Top of PROVIDED DATA

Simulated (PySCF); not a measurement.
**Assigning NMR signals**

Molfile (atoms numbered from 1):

Bottom of PROVIDED DATA

ACTION ITEM: Please copy out each record, character for character.

YOUR RESPONSE:
Simulated (PySCF); not a measurement.
**Assigning NMR signals**

Molfile (atoms numbered from 1):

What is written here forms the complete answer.